● EXTRACTED ENTRIES:
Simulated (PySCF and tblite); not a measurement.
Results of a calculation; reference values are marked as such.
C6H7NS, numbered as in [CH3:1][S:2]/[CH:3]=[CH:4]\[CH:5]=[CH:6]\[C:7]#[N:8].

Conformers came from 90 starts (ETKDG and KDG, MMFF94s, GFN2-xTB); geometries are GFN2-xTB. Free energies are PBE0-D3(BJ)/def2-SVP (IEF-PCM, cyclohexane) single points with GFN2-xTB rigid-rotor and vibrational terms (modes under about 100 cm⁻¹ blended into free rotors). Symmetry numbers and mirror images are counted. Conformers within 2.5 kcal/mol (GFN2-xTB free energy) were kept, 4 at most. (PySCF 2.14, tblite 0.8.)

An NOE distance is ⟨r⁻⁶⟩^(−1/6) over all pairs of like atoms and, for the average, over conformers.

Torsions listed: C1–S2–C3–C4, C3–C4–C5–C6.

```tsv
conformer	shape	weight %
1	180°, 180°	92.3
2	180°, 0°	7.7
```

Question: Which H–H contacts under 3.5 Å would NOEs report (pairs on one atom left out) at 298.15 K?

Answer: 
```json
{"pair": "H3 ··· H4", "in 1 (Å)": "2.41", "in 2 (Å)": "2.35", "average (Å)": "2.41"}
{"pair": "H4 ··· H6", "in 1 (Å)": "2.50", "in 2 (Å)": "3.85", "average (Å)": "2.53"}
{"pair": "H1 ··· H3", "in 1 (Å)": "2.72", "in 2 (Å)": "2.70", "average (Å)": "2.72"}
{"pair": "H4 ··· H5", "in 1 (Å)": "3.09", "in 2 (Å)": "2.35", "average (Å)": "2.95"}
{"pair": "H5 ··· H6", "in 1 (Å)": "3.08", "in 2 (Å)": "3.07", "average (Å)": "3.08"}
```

● ACTION ITEM:
Keeping every word as it is, repeat all of the records.

● EXERCISE ANSWER:
Simulated (PySCF and tblite); not a measurement.
Results of a calculation; reference values are marked as such.
C6H7NS, numbered as in [CH3:1][S:2]/[CH:3]=[CH:4]\[CH:5]=[CH:6]\[C:7]#[N:8].

Conformers came from 90 starts (ETKDG and KDG, MMFF94s, GFN2-xTB); geometries are GFN2-xTB. Free energies are PBE0-D3(BJ)/def2-SVP (IEF-PCM, cyclohexane) single points with GFN2-xTB rigid-rotor and vibrational terms (modes under about 100 cm⁻¹ blended into free rotors). Symmetry numbers and mirror images are counted. Conformers within 2.5 kcal/mol (GFN2-xTB free energy) were kept, 4 at most. (PySCF 2.14, tblite 0.8.)

An NOE distance is ⟨r⁻⁶⟩^(−1/6) over all pairs of like atoms and, for the average, over conformers.

Torsions listed: C1–S2–C3–C4, C3–C4–C5–C6.

```tsv
conformer	shape	weight %
1	180°, 180°	92.3
2	180°, 0°	7.7
```

Question: Which H–H contacts under 3.5 Å would NOEs report (pairs on one atom left out) at 298.15 K?

Answer: 
```json
{"pair": "H3 ··· H4", "in 1 (Å)": "2.41", "in 2 (Å)": "2.35", "average (Å)": "2.41"}
{"pair": "H4 ··· H6", "in 1 (Å)": "2.50", "in 2 (Å)": "3.85", "average (Å)": "2.53"}
{"pair": "H1 ··· H3", "in 1 (Å)": "2.72", "in 2 (Å)": "2.70", "average (Å)": "2.72"}
{"pair": "H4 ··· H5", "in 1 (Å)": "3.09", "in 2 (Å)": "2.35", "average (Å)": "2.95"}
{"pair": "H5 ··· H6", "in 1 (Å)": "3.08", "in 2 (Å)": "3.07", "average (Å)": "3.08"}
```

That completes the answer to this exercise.